Task item: Your answer must be the lines of the entries below, exactly as written, from the first line through the line containing "Theory: DFT PBE, scalar-relativistic, plane".

━━━━━━━━━━━━━━━━━━━━━━━━━━━━━━
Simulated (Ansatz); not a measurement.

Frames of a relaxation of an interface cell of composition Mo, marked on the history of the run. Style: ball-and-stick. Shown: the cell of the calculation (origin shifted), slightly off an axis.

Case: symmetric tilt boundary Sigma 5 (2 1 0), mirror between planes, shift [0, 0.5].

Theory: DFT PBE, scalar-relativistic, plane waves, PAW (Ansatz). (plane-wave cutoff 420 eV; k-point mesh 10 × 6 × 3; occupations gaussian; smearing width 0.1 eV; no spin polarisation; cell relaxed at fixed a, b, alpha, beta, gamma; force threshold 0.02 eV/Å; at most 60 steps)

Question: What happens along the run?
━━━━━━━━━━━━━━━━━━━━━━━━━━━━━━

Exercise output:
Simulated (Ansatz); not a measurement.

Frames of a relaxation of an interface cell of composition Mo, marked on the history of the run. Style: ball-and-stick. Shown: the cell of the calculation (origin shifted), slightly off an axis.

Case: symmetric tilt boundary Sigma 5 (2 1 0), mirror between planes, shift [0, 0.5].

Theory: DFT PBE, scalar-relativistic, plane waves, PAW (Ansatz). (plane-wave cutoff 420 eV; k-point mesh 10 × 6 × 3; occupations gaussian; smearing width 0.1 eV; no spin polarisation; cell relaxed at fixed a, b, alpha, beta, gamma; force threshold 0.02 eV/Å; at most 60 steps)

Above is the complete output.